● Brief
Take the material below from its first line through the line containing "The two are" and, please, write those lines again exactly.

● Material supplied
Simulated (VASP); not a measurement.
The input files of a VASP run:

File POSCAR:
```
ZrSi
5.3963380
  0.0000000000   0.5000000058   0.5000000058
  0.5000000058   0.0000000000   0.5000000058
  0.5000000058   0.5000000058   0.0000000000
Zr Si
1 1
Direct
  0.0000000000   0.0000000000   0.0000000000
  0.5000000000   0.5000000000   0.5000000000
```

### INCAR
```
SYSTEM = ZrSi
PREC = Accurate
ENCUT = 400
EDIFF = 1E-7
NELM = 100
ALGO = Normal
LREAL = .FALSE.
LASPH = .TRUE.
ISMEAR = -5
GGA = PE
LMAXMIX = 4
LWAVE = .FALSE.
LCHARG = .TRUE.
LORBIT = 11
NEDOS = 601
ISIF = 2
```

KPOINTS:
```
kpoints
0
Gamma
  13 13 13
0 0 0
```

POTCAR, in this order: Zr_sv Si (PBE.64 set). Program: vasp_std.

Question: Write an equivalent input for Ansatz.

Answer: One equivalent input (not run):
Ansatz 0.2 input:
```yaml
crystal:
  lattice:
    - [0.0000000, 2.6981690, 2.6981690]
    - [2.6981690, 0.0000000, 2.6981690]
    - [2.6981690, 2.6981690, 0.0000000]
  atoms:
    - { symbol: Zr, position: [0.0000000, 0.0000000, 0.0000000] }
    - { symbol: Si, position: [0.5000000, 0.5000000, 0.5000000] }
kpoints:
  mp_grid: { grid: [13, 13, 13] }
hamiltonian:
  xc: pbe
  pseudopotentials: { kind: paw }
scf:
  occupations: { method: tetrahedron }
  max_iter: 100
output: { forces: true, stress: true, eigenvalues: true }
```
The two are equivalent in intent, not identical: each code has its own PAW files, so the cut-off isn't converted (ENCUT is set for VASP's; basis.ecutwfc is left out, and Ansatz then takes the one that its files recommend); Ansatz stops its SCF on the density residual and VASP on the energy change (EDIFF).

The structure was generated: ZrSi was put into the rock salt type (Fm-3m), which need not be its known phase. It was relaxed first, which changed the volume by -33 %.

● Response box
Simulated (VASP); not a measurement.
The input files of a VASP run:

File POSCAR:
```
ZrSi
5.3963380
  0.0000000000   0.5000000058   0.5000000058
  0.5000000058   0.0000000000   0.5000000058
  0.5000000058   0.5000000058   0.0000000000
Zr Si
1 1
Direct
  0.0000000000   0.0000000000   0.0000000000
  0.5000000000   0.5000000000   0.5000000000
```

### INCAR
```
SYSTEM = ZrSi
PREC = Accurate
ENCUT = 400
EDIFF = 1E-7
NELM = 100
ALGO = Normal
LREAL = .FALSE.
LASPH = .TRUE.
ISMEAR = -5
GGA = PE
LMAXMIX = 4
LWAVE = .FALSE.
LCHARG = .TRUE.
LORBIT = 11
NEDOS = 601
ISIF = 2
```

KPOINTS:
```
kpoints
0
Gamma
  13 13 13
0 0 0
```

POTCAR, in this order: Zr_sv Si (PBE.64 set). Program: vasp_std.

Question: Write an equivalent input for Ansatz.

Answer: One equivalent input (not run):
Ansatz 0.2 input:
```yaml
crystal:
  lattice:
    - [0.0000000, 2.6981690, 2.6981690]
    - [2.6981690, 0.0000000, 2.6981690]
    - [2.6981690, 2.6981690, 0.0000000]
  atoms:
    - { symbol: Zr, position: [0.0000000, 0.0000000, 0.0000000] }
    - { symbol: Si, position: [0.5000000, 0.5000000, 0.5000000] }
kpoints:
  mp_grid: { grid: [13, 13, 13] }
hamiltonian:
  xc: pbe
  pseudopotentials: { kind: paw }
scf:
  occupations: { method: tetrahedron }
  max_iter: 100
output: { forces: true, stress: true, eigenvalues: true }
```
The two are equivalent in intent, not identical: each code has its own PAW files, so the cut-off isn't converted (ENCUT is set for VASP's; basis.ecutwfc is left out, and Ansatz then takes the one that its files recommend); Ansatz stops its SCF on the density residual and VASP on the energy change (EDIFF).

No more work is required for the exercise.